-------- Supplied data

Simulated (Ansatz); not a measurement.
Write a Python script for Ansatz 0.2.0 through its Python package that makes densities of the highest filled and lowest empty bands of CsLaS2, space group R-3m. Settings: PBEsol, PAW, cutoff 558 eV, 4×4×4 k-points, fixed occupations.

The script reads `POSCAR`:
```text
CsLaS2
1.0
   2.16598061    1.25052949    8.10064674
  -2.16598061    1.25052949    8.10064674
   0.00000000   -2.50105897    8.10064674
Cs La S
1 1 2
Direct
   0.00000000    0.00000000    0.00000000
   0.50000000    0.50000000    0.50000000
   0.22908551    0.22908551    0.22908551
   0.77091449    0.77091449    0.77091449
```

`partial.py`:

----------------

Each line above should appear again, reproduced exactly.

• **Task result**
Simulated (Ansatz); not a measurement.
Write a Python script for Ansatz 0.2.0 through its Python package that makes densities of the highest filled and lowest empty bands of CsLaS2, space group R-3m. Settings: PBEsol, PAW, cutoff 558 eV, 4×4×4 k-points, fixed occupations.

The script reads `POSCAR`:
```text
CsLaS2
1.0
   2.16598061    1.25052949    8.10064674
  -2.16598061    1.25052949    8.10064674
   0.00000000   -2.50105897    8.10064674
Cs La S
1 1 2
Direct
   0.00000000    0.00000000    0.00000000
   0.50000000    0.50000000    0.50000000
   0.22908551    0.22908551    0.22908551
   0.77091449    0.77091449    0.77091449
```

`partial.py`:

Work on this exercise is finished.